Assigned task.
Only the stretch of the listing below that runs from the line with "The system is HfB2." through the line with "B. potentials or" is to be printed, exactly and with both ends.

Data extract.
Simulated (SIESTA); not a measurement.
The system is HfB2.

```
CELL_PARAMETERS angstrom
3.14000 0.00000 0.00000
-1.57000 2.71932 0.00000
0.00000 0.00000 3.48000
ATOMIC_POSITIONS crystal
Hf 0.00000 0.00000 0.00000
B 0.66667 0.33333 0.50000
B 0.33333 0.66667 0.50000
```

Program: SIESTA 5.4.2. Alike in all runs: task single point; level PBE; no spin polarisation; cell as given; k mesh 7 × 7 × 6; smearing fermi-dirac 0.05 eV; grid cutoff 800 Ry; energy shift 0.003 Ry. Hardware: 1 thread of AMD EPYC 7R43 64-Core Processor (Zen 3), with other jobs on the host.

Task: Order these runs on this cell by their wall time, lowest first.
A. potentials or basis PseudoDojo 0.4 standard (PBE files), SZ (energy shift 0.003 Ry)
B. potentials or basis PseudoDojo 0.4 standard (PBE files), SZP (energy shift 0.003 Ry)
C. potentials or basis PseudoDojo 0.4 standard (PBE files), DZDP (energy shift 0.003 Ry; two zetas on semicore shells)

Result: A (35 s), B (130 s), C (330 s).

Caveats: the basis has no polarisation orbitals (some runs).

Solution.
The system is HfB2.

```
CELL_PARAMETERS angstrom
3.14000 0.00000 0.00000
-1.57000 2.71932 0.00000
0.00000 0.00000 3.48000
ATOMIC_POSITIONS crystal
Hf 0.00000 0.00000 0.00000
B 0.66667 0.33333 0.50000
B 0.33333 0.66667 0.50000
```

Program: SIESTA 5.4.2. Alike in all runs: task single point; level PBE; no spin polarisation; cell as given; k mesh 7 × 7 × 6; smearing fermi-dirac 0.05 eV; grid cutoff 800 Ry; energy shift 0.003 Ry. Hardware: 1 thread of AMD EPYC 7R43 64-Core Processor (Zen 3), with other jobs on the host.

Task: Order these runs on this cell by their wall time, lowest first.
A. potentials or basis PseudoDojo 0.4 standard (PBE files), SZ (energy shift 0.003 Ry)
B. potentials or basis PseudoDojo 0.4 standard (PBE files), SZP (energy shift 0.003 Ry)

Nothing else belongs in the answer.